In the entries that follow, the first line to write out is the one containing "field gradients |", and the last is the one containing "correction | no |". Reproduce that stretch exactly, with nothing before or after it.

Information supplied »
+===+

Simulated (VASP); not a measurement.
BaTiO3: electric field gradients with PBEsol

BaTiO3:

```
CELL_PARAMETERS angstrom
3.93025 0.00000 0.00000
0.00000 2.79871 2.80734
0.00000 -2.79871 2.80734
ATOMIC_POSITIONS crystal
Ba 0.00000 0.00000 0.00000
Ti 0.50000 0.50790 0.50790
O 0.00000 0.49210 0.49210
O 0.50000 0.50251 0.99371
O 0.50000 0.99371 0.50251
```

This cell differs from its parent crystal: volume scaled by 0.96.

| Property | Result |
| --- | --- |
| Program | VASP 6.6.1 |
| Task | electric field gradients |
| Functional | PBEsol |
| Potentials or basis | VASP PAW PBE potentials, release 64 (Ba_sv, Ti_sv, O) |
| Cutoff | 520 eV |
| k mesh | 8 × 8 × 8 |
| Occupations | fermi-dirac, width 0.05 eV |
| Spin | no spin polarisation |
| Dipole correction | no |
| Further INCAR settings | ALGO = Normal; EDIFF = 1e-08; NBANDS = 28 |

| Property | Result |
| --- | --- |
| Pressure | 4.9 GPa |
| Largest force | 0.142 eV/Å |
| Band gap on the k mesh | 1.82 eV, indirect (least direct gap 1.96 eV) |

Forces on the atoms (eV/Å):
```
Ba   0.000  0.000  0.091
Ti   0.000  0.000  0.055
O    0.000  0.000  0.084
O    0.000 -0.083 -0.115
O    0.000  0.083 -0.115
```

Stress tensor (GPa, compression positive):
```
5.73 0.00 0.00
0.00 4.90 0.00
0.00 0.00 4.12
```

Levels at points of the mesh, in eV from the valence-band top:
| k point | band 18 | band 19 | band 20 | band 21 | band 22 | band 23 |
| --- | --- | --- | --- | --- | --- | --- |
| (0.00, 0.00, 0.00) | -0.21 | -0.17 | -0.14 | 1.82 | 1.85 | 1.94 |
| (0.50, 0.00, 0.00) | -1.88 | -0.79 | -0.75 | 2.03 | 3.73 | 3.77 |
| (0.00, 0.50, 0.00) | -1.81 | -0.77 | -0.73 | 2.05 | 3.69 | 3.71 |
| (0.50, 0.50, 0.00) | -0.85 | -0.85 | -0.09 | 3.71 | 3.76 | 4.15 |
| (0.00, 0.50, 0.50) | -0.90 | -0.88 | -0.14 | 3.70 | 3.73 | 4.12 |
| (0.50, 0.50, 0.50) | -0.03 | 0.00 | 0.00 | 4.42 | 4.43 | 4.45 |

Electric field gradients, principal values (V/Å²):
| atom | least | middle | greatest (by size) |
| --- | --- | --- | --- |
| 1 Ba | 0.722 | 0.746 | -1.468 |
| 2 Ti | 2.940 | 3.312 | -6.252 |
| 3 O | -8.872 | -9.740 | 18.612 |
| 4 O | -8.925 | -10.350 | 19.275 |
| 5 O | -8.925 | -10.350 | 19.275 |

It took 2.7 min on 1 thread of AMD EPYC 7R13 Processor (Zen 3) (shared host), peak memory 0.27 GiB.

+===+

Task output »
| Task | electric field gradients |
| Functional | PBEsol |
| Potentials or basis | VASP PAW PBE potentials, release 64 (Ba_sv, Ti_sv, O) |
| Cutoff | 520 eV |
| k mesh | 8 × 8 × 8 |
| Occupations | fermi-dirac, width 0.05 eV |
| Spin | no spin polarisation |
| Dipole correction | no |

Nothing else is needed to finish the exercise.